__WORK TASK__
An identical copy of the listing below is all the answer should contain.

__AVAILABLE DATA__
.....

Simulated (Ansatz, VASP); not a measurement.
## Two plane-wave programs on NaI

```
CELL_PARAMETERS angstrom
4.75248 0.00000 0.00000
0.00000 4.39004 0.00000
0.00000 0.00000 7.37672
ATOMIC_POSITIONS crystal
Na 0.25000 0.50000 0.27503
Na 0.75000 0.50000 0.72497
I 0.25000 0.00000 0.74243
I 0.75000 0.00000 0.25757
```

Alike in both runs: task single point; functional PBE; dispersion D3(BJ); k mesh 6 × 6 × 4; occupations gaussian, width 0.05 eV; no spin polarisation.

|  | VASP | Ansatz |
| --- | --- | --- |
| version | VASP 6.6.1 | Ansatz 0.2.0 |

.....

__ANSWER SPACE__
Simulated (Ansatz, VASP); not a measurement.
## Two plane-wave programs on NaI

```
CELL_PARAMETERS angstrom
4.75248 0.00000 0.00000
0.00000 4.39004 0.00000
0.00000 0.00000 7.37672
ATOMIC_POSITIONS crystal
Na 0.25000 0.50000 0.27503
Na 0.75000 0.50000 0.72497
I 0.25000 0.00000 0.74243
I 0.75000 0.00000 0.25757
```

Alike in both runs: task single point; functional PBE; dispersion D3(BJ); k mesh 6 × 6 × 4; occupations gaussian, width 0.05 eV; no spin polarisation.

|  | VASP | Ansatz |
| --- | --- | --- |
| version | VASP 6.6.1 | Ansatz 0.2.0 |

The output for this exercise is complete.